## Exercise:
Exactly the lines from the beginning of the material to the line with "Q: Estimate the wall time of this run." are to be repeated, both ends included.

* * * * * * * * *
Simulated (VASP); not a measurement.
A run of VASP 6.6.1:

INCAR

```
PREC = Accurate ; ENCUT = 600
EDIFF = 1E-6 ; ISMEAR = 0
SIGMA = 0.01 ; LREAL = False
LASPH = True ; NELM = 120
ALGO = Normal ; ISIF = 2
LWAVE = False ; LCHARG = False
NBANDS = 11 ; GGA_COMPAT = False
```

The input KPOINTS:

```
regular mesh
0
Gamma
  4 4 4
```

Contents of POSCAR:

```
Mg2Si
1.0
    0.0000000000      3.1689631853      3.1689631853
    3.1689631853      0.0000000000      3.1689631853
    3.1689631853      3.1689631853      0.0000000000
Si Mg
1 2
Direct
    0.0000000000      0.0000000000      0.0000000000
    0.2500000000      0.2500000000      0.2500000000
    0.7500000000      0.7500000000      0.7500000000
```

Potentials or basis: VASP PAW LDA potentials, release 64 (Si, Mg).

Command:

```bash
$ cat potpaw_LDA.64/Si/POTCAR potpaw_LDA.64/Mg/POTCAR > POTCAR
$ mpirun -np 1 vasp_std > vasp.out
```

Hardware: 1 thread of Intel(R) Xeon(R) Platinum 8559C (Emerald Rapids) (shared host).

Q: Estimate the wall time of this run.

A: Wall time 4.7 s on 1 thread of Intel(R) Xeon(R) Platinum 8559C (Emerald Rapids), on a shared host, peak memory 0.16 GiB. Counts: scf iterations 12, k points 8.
* * * * * * * * *

## Response box:
Simulated (VASP); not a measurement.
A run of VASP 6.6.1:

INCAR

```
PREC = Accurate ; ENCUT = 600
EDIFF = 1E-6 ; ISMEAR = 0
SIGMA = 0.01 ; LREAL = False
LASPH = True ; NELM = 120
ALGO = Normal ; ISIF = 2
LWAVE = False ; LCHARG = False
NBANDS = 11 ; GGA_COMPAT = False
```

The input KPOINTS:

```
regular mesh
0
Gamma
  4 4 4
```

Contents of POSCAR:

```
Mg2Si
1.0
    0.0000000000      3.1689631853      3.1689631853
    3.1689631853      0.0000000000      3.1689631853
    3.1689631853      3.1689631853      0.0000000000
Si Mg
1 2
Direct
    0.0000000000      0.0000000000      0.0000000000
    0.2500000000      0.2500000000      0.2500000000
    0.7500000000      0.7500000000      0.7500000000
```

Potentials or basis: VASP PAW LDA potentials, release 64 (Si, Mg).

Command:

```bash
$ cat potpaw_LDA.64/Si/POTCAR potpaw_LDA.64/Mg/POTCAR > POTCAR
$ mpirun -np 1 vasp_std > vasp.out
```

Hardware: 1 thread of Intel(R) Xeon(R) Platinum 8559C (Emerald Rapids) (shared host).

Q: Estimate the wall time of this run.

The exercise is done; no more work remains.